INFORMATION GIVEN –
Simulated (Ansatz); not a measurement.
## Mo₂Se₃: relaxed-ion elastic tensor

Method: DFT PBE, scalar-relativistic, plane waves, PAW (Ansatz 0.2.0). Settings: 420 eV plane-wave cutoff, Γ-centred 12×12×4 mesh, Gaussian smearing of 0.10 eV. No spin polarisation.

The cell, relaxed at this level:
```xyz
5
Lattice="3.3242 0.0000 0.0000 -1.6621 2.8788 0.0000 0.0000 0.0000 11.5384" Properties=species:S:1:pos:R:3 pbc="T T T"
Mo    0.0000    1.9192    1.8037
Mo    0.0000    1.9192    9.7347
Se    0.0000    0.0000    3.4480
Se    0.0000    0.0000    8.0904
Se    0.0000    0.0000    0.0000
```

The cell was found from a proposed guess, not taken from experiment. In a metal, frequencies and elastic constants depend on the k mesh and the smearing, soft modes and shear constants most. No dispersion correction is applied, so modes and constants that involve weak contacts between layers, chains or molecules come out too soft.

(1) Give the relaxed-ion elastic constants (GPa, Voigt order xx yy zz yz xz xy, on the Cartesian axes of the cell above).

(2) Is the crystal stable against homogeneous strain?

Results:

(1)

ASSIGNMENT –
Supply the entire listing above again, word for word.

ANSWER SECTION –
Simulated (Ansatz); not a measurement.
## Mo₂Se₃: relaxed-ion elastic tensor

Method: DFT PBE, scalar-relativistic, plane waves, PAW (Ansatz 0.2.0). Settings: 420 eV plane-wave cutoff, Γ-centred 12×12×4 mesh, Gaussian smearing of 0.10 eV. No spin polarisation.

The cell, relaxed at this level:
```xyz
5
Lattice="3.3242 0.0000 0.0000 -1.6621 2.8788 0.0000 0.0000 0.0000 11.5384" Properties=species:S:1:pos:R:3 pbc="T T T"
Mo    0.0000    1.9192    1.8037
Mo    0.0000    1.9192    9.7347
Se    0.0000    0.0000    3.4480
Se    0.0000    0.0000    8.0904
Se    0.0000    0.0000    0.0000
```

The cell was found from a proposed guess, not taken from experiment. In a metal, frequencies and elastic constants depend on the k mesh and the smearing, soft modes and shear constants most. No dispersion correction is applied, so modes and constants that involve weak contacts between layers, chains or molecules come out too soft.

(1) Give the relaxed-ion elastic constants (GPa, Voigt order xx yy zz yz xz xy, on the Cartesian axes of the cell above).

(2) Is the crystal stable against homogeneous strain?

Results:

(1)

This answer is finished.